## [Work item]
Would you retype every record below exactly as written?

## [Provided data]
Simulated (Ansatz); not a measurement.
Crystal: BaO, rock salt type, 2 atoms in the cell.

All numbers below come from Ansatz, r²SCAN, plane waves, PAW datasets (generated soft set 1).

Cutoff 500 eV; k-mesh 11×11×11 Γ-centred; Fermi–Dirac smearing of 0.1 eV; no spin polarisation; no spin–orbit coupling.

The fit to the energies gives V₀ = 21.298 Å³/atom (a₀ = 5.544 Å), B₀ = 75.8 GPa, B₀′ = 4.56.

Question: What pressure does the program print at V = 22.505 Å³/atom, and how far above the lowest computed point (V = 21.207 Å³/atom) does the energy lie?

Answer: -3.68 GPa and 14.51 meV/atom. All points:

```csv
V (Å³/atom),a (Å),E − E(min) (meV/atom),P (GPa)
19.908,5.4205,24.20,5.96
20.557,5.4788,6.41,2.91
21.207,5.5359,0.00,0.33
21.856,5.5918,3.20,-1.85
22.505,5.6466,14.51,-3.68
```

## [Written solution]
Simulated (Ansatz); not a measurement.
Crystal: BaO, rock salt type, 2 atoms in the cell.

All numbers below come from Ansatz, r²SCAN, plane waves, PAW datasets (generated soft set 1).

Cutoff 500 eV; k-mesh 11×11×11 Γ-centred; Fermi–Dirac smearing of 0.1 eV; no spin polarisation; no spin–orbit coupling.

The fit to the energies gives V₀ = 21.298 Å³/atom (a₀ = 5.544 Å), B₀ = 75.8 GPa, B₀′ = 4.56.

Question: What pressure does the program print at V = 22.505 Å³/atom, and how far above the lowest computed point (V = 21.207 Å³/atom) does the energy lie?

Answer: -3.68 GPa and 14.51 meV/atom. All points:

```csv
V (Å³/atom),a (Å),E − E(min) (meV/atom),P (GPa)
19.908,5.4205,24.20,5.96
20.557,5.4788,6.41,2.91
21.207,5.5359,0.00,0.33
21.856,5.5918,3.20,-1.85
22.505,5.6466,14.51,-3.68
```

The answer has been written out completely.